Assigned task >> Nothing but a full, exact copy of the data is needed.

<<<<

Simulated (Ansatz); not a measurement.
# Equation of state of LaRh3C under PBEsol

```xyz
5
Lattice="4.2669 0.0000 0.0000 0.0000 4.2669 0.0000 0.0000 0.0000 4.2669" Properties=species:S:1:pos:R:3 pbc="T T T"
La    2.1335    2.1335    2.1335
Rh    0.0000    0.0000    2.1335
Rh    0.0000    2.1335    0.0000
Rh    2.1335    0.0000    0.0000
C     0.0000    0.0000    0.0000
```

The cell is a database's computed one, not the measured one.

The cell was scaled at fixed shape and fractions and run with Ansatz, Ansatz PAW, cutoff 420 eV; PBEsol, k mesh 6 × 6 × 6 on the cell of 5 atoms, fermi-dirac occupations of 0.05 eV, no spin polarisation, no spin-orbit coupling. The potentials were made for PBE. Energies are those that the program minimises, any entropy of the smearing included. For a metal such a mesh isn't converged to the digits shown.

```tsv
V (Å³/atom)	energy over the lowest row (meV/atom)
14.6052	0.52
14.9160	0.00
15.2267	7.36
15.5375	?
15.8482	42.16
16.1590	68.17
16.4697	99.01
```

>>>>

Problem solution >>
Simulated (Ansatz); not a measurement.
# Equation of state of LaRh3C under PBEsol

```xyz
5
Lattice="4.2669 0.0000 0.0000 0.0000 4.2669 0.0000 0.0000 0.0000 4.2669" Properties=species:S:1:pos:R:3 pbc="T T T"
La    2.1335    2.1335    2.1335
Rh    0.0000    0.0000    2.1335
Rh    0.0000    2.1335    0.0000
Rh    2.1335    0.0000    0.0000
C     0.0000    0.0000    0.0000
```

The cell is a database's computed one, not the measured one.

The cell was scaled at fixed shape and fractions and run with Ansatz, Ansatz PAW, cutoff 420 eV; PBEsol, k mesh 6 × 6 × 6 on the cell of 5 atoms, fermi-dirac occupations of 0.05 eV, no spin polarisation, no spin-orbit coupling. The potentials were made for PBE. Energies are those that the program minimises, any entropy of the smearing included. For a metal such a mesh isn't converged to the digits shown.

```tsv
V (Å³/atom)	energy over the lowest row (meV/atom)
14.6052	0.52
14.9160	0.00
15.2267	7.36
15.5375	?
15.8482	42.16
16.1590	68.17
16.4697	99.01
```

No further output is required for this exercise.